- Information:
· · · ·

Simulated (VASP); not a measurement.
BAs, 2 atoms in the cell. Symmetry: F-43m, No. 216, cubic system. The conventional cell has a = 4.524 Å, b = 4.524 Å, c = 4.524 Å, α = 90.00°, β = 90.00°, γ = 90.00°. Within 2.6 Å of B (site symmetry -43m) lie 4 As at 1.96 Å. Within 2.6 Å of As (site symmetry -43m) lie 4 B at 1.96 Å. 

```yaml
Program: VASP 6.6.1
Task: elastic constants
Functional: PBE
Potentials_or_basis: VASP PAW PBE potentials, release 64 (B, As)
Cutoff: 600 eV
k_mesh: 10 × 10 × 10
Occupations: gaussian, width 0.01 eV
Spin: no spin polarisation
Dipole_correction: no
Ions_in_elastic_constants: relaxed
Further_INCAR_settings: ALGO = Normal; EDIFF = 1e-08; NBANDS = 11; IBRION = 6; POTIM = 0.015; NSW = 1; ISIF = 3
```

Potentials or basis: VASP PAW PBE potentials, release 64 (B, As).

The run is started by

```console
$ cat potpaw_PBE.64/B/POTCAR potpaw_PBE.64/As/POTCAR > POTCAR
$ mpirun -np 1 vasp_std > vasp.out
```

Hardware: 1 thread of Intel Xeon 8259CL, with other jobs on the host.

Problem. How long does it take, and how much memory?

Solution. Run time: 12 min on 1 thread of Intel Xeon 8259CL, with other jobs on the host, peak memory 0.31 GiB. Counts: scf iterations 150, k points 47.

· · · ·

- Assigned task:
Include the first line, the line containing "Problem. How long", and every line between them, copied exactly from the material above; output no other line.

- Solution:
Simulated (VASP); not a measurement.
BAs, 2 atoms in the cell. Symmetry: F-43m, No. 216, cubic system. The conventional cell has a = 4.524 Å, b = 4.524 Å, c = 4.524 Å, α = 90.00°, β = 90.00°, γ = 90.00°. Within 2.6 Å of B (site symmetry -43m) lie 4 As at 1.96 Å. Within 2.6 Å of As (site symmetry -43m) lie 4 B at 1.96 Å. 

```yaml
Program: VASP 6.6.1
Task: elastic constants
Functional: PBE
Potentials_or_basis: VASP PAW PBE potentials, release 64 (B, As)
Cutoff: 600 eV
k_mesh: 10 × 10 × 10
Occupations: gaussian, width 0.01 eV
Spin: no spin polarisation
Dipole_correction: no
Ions_in_elastic_constants: relaxed
Further_INCAR_settings: ALGO = Normal; EDIFF = 1e-08; NBANDS = 11; IBRION = 6; POTIM = 0.015; NSW = 1; ISIF = 3
```

Potentials or basis: VASP PAW PBE potentials, release 64 (B, As).

The run is started by

```console
$ cat potpaw_PBE.64/B/POTCAR potpaw_PBE.64/As/POTCAR > POTCAR
$ mpirun -np 1 vasp_std > vasp.out
```

Hardware: 1 thread of Intel Xeon 8259CL, with other jobs on the host.

Problem. How long does it take, and how much memory?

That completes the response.